Only the lines from the top of the data through the line with "Q: How long" should be repeated, each exactly as written.

-*-*-

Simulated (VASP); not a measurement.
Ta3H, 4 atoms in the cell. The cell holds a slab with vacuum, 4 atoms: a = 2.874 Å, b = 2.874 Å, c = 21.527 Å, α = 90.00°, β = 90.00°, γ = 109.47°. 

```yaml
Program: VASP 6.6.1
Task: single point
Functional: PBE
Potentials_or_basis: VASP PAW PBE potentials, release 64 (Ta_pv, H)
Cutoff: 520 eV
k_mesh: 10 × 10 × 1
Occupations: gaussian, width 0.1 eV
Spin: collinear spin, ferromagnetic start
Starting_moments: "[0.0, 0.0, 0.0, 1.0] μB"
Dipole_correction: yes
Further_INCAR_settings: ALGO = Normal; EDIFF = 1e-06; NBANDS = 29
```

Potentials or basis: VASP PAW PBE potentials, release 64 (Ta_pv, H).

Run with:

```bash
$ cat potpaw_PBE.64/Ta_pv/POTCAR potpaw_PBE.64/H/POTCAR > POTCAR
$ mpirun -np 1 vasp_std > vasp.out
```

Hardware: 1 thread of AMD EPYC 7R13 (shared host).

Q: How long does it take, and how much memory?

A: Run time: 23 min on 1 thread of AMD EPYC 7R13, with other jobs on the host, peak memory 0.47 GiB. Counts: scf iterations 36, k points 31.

-*-*-

● Exercise response
Simulated (VASP); not a measurement.
Ta3H, 4 atoms in the cell. The cell holds a slab with vacuum, 4 atoms: a = 2.874 Å, b = 2.874 Å, c = 21.527 Å, α = 90.00°, β = 90.00°, γ = 109.47°. 

```yaml
Program: VASP 6.6.1
Task: single point
Functional: PBE
Potentials_or_basis: VASP PAW PBE potentials, release 64 (Ta_pv, H)
Cutoff: 520 eV
k_mesh: 10 × 10 × 1
Occupations: gaussian, width 0.1 eV
Spin: collinear spin, ferromagnetic start
Starting_moments: "[0.0, 0.0, 0.0, 1.0] μB"
Dipole_correction: yes
Further_INCAR_settings: ALGO = Normal; EDIFF = 1e-06; NBANDS = 29
```

Potentials or basis: VASP PAW PBE potentials, release 64 (Ta_pv, H).

Run with:

```bash
$ cat potpaw_PBE.64/Ta_pv/POTCAR potpaw_PBE.64/H/POTCAR > POTCAR
$ mpirun -np 1 vasp_std > vasp.out
```

Hardware: 1 thread of AMD EPYC 7R13 (shared host).

Q: How long does it take, and how much memory?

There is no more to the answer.